________________
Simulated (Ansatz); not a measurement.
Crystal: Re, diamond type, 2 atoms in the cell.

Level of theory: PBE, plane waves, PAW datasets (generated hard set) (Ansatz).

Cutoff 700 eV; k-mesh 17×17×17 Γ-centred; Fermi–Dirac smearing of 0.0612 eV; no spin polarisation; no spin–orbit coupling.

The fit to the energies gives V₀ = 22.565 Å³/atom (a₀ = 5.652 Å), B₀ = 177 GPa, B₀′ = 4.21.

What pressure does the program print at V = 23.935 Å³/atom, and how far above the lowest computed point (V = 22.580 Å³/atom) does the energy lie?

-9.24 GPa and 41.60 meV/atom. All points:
________________

- **TASK ITEM**: Beginning with the first line and ending with the last, restate the data word for word.

- **EXERCISE RESULT**:
Simulated (Ansatz); not a measurement.
Crystal: Re, diamond type, 2 atoms in the cell.

Level of theory: PBE, plane waves, PAW datasets (generated hard set) (Ansatz).

Cutoff 700 eV; k-mesh 17×17×17 Γ-centred; Fermi–Dirac smearing of 0.0612 eV; no spin polarisation; no spin–orbit coupling.

The fit to the energies gives V₀ = 22.565 Å³/atom (a₀ = 5.652 Å), B₀ = 177 GPa, B₀′ = 4.21.

What pressure does the program print at V = 23.935 Å³/atom, and how far above the lowest computed point (V = 22.580 Å³/atom) does the energy lie?

-9.24 GPa and 41.60 meV/atom. All points:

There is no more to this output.